**Activity:** Some of the lines below need repeating. Reproduce exactly those between the lines holding "The starting structure**" and "Q: Estimate wall", inclusive.

▼
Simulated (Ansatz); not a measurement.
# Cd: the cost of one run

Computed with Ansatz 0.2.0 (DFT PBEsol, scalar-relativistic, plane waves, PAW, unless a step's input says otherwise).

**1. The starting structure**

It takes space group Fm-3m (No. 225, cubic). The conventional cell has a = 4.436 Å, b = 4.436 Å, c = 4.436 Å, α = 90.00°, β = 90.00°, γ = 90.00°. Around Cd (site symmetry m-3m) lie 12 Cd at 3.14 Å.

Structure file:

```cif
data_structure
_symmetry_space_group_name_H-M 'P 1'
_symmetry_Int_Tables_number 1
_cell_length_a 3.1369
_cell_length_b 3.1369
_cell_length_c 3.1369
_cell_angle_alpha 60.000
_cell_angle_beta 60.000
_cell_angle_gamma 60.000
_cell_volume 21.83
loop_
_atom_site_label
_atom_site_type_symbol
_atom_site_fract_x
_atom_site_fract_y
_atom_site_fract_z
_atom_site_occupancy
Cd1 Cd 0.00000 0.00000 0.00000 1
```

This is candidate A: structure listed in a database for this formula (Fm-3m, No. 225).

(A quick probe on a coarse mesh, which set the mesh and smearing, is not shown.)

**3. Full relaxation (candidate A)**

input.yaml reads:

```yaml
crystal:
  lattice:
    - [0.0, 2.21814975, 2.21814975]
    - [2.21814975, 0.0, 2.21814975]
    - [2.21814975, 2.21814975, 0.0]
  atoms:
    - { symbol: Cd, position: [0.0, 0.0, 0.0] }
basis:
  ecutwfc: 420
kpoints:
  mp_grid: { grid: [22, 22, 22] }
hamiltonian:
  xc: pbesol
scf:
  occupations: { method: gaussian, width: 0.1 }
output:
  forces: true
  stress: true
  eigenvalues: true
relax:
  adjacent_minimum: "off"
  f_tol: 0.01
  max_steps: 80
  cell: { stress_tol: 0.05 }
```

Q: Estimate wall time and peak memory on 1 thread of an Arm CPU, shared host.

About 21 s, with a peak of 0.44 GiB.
▲

**Task output:**
**1. The starting structure**

It takes space group Fm-3m (No. 225, cubic). The conventional cell has a = 4.436 Å, b = 4.436 Å, c = 4.436 Å, α = 90.00°, β = 90.00°, γ = 90.00°. Around Cd (site symmetry m-3m) lie 12 Cd at 3.14 Å.

Structure file:

```cif
data_structure
_symmetry_space_group_name_H-M 'P 1'
_symmetry_Int_Tables_number 1
_cell_length_a 3.1369
_cell_length_b 3.1369
_cell_length_c 3.1369
_cell_angle_alpha 60.000
_cell_angle_beta 60.000
_cell_angle_gamma 60.000
_cell_volume 21.83
loop_
_atom_site_label
_atom_site_type_symbol
_atom_site_fract_x
_atom_site_fract_y
_atom_site_fract_z
_atom_site_occupancy
Cd1 Cd 0.00000 0.00000 0.00000 1
```

This is candidate A: structure listed in a database for this formula (Fm-3m, No. 225).

(A quick probe on a coarse mesh, which set the mesh and smearing, is not shown.)

**3. Full relaxation (candidate A)**

input.yaml reads:

```yaml
crystal:
  lattice:
    - [0.0, 2.21814975, 2.21814975]
    - [2.21814975, 0.0, 2.21814975]
    - [2.21814975, 2.21814975, 0.0]
  atoms:
    - { symbol: Cd, position: [0.0, 0.0, 0.0] }
basis:
  ecutwfc: 420
kpoints:
  mp_grid: { grid: [22, 22, 22] }
hamiltonian:
  xc: pbesol
scf:
  occupations: { method: gaussian, width: 0.1 }
output:
  forces: true
  stress: true
  eigenvalues: true
relax:
  adjacent_minimum: "off"
  f_tol: 0.01
  max_steps: 80
  cell: { stress_tol: 0.05 }
```

Q: Estimate wall time and peak memory on 1 thread of an Arm CPU, shared host.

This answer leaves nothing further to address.